==== Dataset ====
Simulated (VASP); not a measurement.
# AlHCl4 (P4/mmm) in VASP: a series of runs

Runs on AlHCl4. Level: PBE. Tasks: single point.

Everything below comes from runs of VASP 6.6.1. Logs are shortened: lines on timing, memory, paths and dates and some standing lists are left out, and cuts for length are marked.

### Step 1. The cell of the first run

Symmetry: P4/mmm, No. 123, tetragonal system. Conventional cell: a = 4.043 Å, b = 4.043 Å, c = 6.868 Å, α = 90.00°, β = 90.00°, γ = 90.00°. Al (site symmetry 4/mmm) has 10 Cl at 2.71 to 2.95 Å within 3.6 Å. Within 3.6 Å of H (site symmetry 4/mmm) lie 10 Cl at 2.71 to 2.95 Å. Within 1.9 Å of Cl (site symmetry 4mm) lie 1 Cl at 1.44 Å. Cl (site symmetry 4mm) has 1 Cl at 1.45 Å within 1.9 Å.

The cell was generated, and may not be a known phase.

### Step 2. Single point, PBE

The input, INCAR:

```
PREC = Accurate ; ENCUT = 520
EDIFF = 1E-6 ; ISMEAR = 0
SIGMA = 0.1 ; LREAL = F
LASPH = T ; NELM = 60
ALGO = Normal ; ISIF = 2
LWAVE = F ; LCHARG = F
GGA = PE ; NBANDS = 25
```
====

■ **Work task**
Begin at the first line of the records above and quote every line verbatim through the one that contains "### Step 1. The cell of the first run".

■ **Written solution**
Simulated (VASP); not a measurement.
# AlHCl4 (P4/mmm) in VASP: a series of runs

Runs on AlHCl4. Level: PBE. Tasks: single point.

Everything below comes from runs of VASP 6.6.1. Logs are shortened: lines on timing, memory, paths and dates and some standing lists are left out, and cuts for length are marked.

### Step 1. The cell of the first run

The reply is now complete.